[Work task] Reproduce the entries that follow verbatim, down to the final line.

• • • •

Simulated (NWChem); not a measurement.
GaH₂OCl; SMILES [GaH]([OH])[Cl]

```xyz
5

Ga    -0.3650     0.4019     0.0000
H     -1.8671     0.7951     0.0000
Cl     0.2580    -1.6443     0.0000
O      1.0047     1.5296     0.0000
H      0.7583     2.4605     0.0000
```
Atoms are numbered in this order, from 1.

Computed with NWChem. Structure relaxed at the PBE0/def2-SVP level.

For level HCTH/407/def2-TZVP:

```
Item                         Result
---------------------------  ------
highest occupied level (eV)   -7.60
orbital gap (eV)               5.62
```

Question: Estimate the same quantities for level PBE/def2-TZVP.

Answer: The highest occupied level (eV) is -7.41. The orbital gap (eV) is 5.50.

• • • •

[Written solution]
Simulated (NWChem); not a measurement.
GaH₂OCl; SMILES [GaH]([OH])[Cl]

```xyz
5

Ga    -0.3650     0.4019     0.0000
H     -1.8671     0.7951     0.0000
Cl     0.2580    -1.6443     0.0000
O      1.0047     1.5296     0.0000
H      0.7583     2.4605     0.0000
```
Atoms are numbered in this order, from 1.

Computed with NWChem. Structure relaxed at the PBE0/def2-SVP level.

For level HCTH/407/def2-TZVP:

```
Item                         Result
---------------------------  ------
highest occupied level (eV)   -7.60
orbital gap (eV)               5.62
```

Question: Estimate the same quantities for level PBE/def2-TZVP.

Answer: The highest occupied level (eV) is -7.41. The orbital gap (eV) is 5.50.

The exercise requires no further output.